WORK ITEM:
Return the data given below exactly as it appears.

****

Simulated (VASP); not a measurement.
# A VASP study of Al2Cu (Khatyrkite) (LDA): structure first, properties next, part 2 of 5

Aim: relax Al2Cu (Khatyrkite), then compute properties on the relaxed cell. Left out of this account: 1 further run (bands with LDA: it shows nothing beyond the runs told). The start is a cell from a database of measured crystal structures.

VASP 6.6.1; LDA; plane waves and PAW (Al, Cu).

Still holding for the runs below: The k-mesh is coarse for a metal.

****

RESULT:
Simulated (VASP); not a measurement.
# A VASP study of Al2Cu (Khatyrkite) (LDA): structure first, properties next, part 2 of 5

Aim: relax Al2Cu (Khatyrkite), then compute properties on the relaxed cell. Left out of this account: 1 further run (bands with LDA: it shows nothing beyond the runs told). The start is a cell from a database of measured crystal structures.

VASP 6.6.1; LDA; plane waves and PAW (Al, Cu).

Still holding for the runs below: The k-mesh is coarse for a metal.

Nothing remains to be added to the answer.